**Records shown**
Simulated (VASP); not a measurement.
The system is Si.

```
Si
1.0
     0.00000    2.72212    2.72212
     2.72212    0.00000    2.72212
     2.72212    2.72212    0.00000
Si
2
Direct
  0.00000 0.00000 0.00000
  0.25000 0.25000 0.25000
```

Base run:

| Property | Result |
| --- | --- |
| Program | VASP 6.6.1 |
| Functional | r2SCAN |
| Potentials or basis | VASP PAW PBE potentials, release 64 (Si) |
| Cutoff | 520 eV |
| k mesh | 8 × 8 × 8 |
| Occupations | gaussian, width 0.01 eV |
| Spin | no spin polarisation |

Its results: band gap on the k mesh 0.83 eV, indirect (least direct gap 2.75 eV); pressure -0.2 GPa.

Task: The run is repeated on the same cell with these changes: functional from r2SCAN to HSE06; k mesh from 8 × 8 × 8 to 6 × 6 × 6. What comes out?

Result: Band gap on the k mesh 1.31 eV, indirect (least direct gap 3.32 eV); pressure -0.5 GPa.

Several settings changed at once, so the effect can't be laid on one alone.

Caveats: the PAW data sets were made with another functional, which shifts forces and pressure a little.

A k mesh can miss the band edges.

**Requirement**
Copy each record from above exactly, and include every line.

**Task solution**
Simulated (VASP); not a measurement.
The system is Si.

```
Si
1.0
     0.00000    2.72212    2.72212
     2.72212    0.00000    2.72212
     2.72212    2.72212    0.00000
Si
2
Direct
  0.00000 0.00000 0.00000
  0.25000 0.25000 0.25000
```

Base run:

| Property | Result |
| --- | --- |
| Program | VASP 6.6.1 |
| Functional | r2SCAN |
| Potentials or basis | VASP PAW PBE potentials, release 64 (Si) |
| Cutoff | 520 eV |
| k mesh | 8 × 8 × 8 |
| Occupations | gaussian, width 0.01 eV |
| Spin | no spin polarisation |

Its results: band gap on the k mesh 0.83 eV, indirect (least direct gap 2.75 eV); pressure -0.2 GPa.

Task: The run is repeated on the same cell with these changes: functional from r2SCAN to HSE06; k mesh from 8 × 8 × 8 to 6 × 6 × 6. What comes out?

Result: Band gap on the k mesh 1.31 eV, indirect (least direct gap 3.32 eV); pressure -0.5 GPa.

Several settings changed at once, so the effect can't be laid on one alone.

Caveats: the PAW data sets were made with another functional, which shifts forces and pressure a little.

A k mesh can miss the band edges.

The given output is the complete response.